Requirement:
In the data that follows, each entry is to be restated exactly.

Records supplied:
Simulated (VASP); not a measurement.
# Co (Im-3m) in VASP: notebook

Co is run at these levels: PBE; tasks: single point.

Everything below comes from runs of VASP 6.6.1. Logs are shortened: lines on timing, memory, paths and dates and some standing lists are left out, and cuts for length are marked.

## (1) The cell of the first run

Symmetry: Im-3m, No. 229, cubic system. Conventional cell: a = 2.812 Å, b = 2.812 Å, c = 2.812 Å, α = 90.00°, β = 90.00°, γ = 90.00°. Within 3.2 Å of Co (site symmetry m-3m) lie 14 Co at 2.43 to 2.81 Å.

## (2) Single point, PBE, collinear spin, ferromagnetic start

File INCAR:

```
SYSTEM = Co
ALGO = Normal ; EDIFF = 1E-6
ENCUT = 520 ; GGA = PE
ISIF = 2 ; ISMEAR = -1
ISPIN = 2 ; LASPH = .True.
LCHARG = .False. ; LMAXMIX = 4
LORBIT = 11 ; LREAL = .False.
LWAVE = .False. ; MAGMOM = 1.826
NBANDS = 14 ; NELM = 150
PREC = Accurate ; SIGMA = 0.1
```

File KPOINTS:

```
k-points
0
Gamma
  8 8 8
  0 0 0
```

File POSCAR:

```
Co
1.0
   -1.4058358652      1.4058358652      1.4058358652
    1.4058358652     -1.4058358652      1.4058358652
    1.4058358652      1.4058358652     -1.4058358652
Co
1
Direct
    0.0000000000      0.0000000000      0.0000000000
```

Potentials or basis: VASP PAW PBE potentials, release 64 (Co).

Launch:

Task result:
Simulated (VASP); not a measurement.
# Co (Im-3m) in VASP: notebook

Co is run at these levels: PBE; tasks: single point.

Everything below comes from runs of VASP 6.6.1. Logs are shortened: lines on timing, memory, paths and dates and some standing lists are left out, and cuts for length are marked.

## (1) The cell of the first run

Symmetry: Im-3m, No. 229, cubic system. Conventional cell: a = 2.812 Å, b = 2.812 Å, c = 2.812 Å, α = 90.00°, β = 90.00°, γ = 90.00°. Within 3.2 Å of Co (site symmetry m-3m) lie 14 Co at 2.43 to 2.81 Å.

## (2) Single point, PBE, collinear spin, ferromagnetic start

File INCAR:

```
SYSTEM = Co
ALGO = Normal ; EDIFF = 1E-6
ENCUT = 520 ; GGA = PE
ISIF = 2 ; ISMEAR = -1
ISPIN = 2 ; LASPH = .True.
LCHARG = .False. ; LMAXMIX = 4
LORBIT = 11 ; LREAL = .False.
LWAVE = .False. ; MAGMOM = 1.826
NBANDS = 14 ; NELM = 150
PREC = Accurate ; SIGMA = 0.1
```

File KPOINTS:

```
k-points
0
Gamma
  8 8 8
  0 0 0
```

File POSCAR:

```
Co
1.0
   -1.4058358652      1.4058358652      1.4058358652
    1.4058358652     -1.4058358652      1.4058358652
    1.4058358652      1.4058358652     -1.4058358652
Co
1
Direct
    0.0000000000      0.0000000000      0.0000000000
```

Potentials or basis: VASP PAW PBE potentials, release 64 (Co).

Launch:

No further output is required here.